-- Opening Marker --

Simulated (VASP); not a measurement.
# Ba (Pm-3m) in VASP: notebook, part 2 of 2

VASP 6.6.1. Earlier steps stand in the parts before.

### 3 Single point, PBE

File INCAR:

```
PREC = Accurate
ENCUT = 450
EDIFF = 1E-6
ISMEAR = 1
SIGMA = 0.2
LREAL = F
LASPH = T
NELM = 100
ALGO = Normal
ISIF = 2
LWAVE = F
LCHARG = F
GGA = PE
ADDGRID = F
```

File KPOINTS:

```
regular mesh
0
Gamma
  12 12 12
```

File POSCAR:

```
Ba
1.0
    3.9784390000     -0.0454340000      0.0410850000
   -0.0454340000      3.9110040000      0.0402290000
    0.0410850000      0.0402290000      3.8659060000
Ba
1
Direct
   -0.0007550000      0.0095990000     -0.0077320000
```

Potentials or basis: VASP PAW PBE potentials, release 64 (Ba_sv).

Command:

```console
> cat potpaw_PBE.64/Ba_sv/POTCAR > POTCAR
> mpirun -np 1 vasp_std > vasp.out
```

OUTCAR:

-- Closing Marker --

Task item> Beginning at the first line of the records, give again each line exactly as written, ending with the line that contains "Potentials or basis: VASP".

Task response>
Simulated (VASP); not a measurement.
# Ba (Pm-3m) in VASP: notebook, part 2 of 2

VASP 6.6.1. Earlier steps stand in the parts before.

### 3 Single point, PBE

File INCAR:

```
PREC = Accurate
ENCUT = 450
EDIFF = 1E-6
ISMEAR = 1
SIGMA = 0.2
LREAL = F
LASPH = T
NELM = 100
ALGO = Normal
ISIF = 2
LWAVE = F
LCHARG = F
GGA = PE
ADDGRID = F
```

File KPOINTS:

```
regular mesh
0
Gamma
  12 12 12
```

File POSCAR:

```
Ba
1.0
    3.9784390000     -0.0454340000      0.0410850000
   -0.0454340000      3.9110040000      0.0402290000
    0.0410850000      0.0402290000      3.8659060000
Ba
1
Direct
   -0.0007550000      0.0095990000     -0.0077320000
```

Potentials or basis: VASP PAW PBE potentials, release 64 (Ba_sv).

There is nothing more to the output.